• **REQUIRED ACTION**
Quote the listing below word for word, stopping after the line that contains "Relaxation of a".

• **PROVIDED INFORMATION**
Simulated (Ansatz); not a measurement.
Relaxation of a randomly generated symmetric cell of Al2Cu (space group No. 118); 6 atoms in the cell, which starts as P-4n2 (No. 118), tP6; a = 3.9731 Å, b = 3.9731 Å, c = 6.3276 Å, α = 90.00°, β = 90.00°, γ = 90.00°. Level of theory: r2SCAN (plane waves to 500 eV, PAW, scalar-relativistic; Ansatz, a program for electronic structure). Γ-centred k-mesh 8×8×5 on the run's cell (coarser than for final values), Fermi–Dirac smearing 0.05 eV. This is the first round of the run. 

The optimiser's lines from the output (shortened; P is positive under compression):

• **WRITTEN SOLUTION**
Simulated (Ansatz); not a measurement.
Relaxation of a randomly generated symmetric cell of Al2Cu (space group No. 118); 6 atoms in the cell, which starts as P-4n2 (No. 118), tP6; a = 3.9731 Å, b = 3.9731 Å, c = 6.3276 Å, α = 90.00°, β = 90.00°, γ = 90.00°. Level of theory: r2SCAN (plane waves to 500 eV, PAW, scalar-relativistic; Ansatz, a program for electronic structure). Γ-centred k-mesh 8×8×5 on the run's cell (coarser than for final values), Fermi–Dirac smearing 0.05 eV. This is the first round of the run. 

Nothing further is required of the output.